> _INFORMATION SUPPLIED_:
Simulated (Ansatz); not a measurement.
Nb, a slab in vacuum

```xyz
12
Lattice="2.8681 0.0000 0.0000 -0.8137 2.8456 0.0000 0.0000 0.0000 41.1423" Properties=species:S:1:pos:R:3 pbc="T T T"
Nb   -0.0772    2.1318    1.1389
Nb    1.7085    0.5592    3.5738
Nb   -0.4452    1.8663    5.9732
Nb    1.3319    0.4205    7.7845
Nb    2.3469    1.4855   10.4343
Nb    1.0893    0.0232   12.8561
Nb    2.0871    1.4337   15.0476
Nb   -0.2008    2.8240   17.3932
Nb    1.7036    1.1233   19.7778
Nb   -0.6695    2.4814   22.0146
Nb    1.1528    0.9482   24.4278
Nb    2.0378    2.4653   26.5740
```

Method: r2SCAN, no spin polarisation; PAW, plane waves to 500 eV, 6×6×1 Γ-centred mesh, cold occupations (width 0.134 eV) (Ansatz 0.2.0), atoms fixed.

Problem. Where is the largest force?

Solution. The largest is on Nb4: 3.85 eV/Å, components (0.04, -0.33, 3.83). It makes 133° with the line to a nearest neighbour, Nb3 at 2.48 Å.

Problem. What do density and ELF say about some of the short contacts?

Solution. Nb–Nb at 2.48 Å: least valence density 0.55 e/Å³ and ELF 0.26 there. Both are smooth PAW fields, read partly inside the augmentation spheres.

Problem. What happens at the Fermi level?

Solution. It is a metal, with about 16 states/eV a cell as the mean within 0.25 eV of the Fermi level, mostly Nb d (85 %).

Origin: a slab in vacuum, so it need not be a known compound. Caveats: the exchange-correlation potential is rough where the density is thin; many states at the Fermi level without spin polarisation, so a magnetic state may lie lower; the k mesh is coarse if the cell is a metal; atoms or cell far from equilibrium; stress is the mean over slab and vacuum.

> _WORK ORDER_: When you reach the line with "Problem. Where is the largest force?" in the records above, start writing out lines exactly, and stop once the line with "Solution. It is" has been written; include nothing else.

> _YOUR RESPONSE_:
Problem. Where is the largest force?

Solution. The largest is on Nb4: 3.85 eV/Å, components (0.04, -0.33, 3.83). It makes 133° with the line to a nearest neighbour, Nb3 at 2.48 Å.

Problem. What do density and ELF say about some of the short contacts?

Solution. Nb–Nb at 2.48 Å: least valence density 0.55 e/Å³ and ELF 0.26 there. Both are smooth PAW fields, read partly inside the augmentation spheres.

Problem. What happens at the Fermi level?

Solution. It is a metal, with about 16 states/eV a cell as the mean within 0.25 eV of the Fermi level, mostly Nb d (85 %).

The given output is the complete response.